DATA SECTION section start

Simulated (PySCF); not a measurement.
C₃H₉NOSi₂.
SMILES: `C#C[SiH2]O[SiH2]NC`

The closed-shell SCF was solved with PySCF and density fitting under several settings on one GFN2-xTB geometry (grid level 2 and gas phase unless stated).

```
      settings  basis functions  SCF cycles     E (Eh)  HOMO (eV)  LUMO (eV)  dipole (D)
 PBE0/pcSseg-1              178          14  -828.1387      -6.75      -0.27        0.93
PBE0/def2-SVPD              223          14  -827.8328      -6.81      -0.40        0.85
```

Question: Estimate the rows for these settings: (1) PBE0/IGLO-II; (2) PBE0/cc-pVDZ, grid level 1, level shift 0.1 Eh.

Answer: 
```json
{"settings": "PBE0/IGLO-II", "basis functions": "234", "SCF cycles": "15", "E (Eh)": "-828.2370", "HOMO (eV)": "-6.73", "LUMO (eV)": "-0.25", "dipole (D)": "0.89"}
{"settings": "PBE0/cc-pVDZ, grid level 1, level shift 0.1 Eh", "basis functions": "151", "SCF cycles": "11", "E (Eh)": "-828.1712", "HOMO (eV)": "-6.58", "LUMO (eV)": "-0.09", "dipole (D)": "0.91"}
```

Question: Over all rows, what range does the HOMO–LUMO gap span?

DATA SECTION section end

(TASK ITEM): Produce the material above again, word for word.

(TASK SOLUTION):
Simulated (PySCF); not a measurement.
C₃H₉NOSi₂.
SMILES: `C#C[SiH2]O[SiH2]NC`

The closed-shell SCF was solved with PySCF and density fitting under several settings on one GFN2-xTB geometry (grid level 2 and gas phase unless stated).

```
      settings  basis functions  SCF cycles     E (Eh)  HOMO (eV)  LUMO (eV)  dipole (D)
 PBE0/pcSseg-1              178          14  -828.1387      -6.75      -0.27        0.93
PBE0/def2-SVPD              223          14  -827.8328      -6.81      -0.40        0.85
```

Question: Estimate the rows for these settings: (1) PBE0/IGLO-II; (2) PBE0/cc-pVDZ, grid level 1, level shift 0.1 Eh.

Answer: 
```json
{"settings": "PBE0/IGLO-II", "basis functions": "234", "SCF cycles": "15", "E (Eh)": "-828.2370", "HOMO (eV)": "-6.73", "LUMO (eV)": "-0.25", "dipole (D)": "0.89"}
{"settings": "PBE0/cc-pVDZ, grid level 1, level shift 0.1 Eh", "basis functions": "151", "SCF cycles": "11", "E (Eh)": "-828.1712", "HOMO (eV)": "-6.58", "LUMO (eV)": "-0.09", "dipole (D)": "0.91"}
```

Question: Over all rows, what range does the HOMO–LUMO gap span?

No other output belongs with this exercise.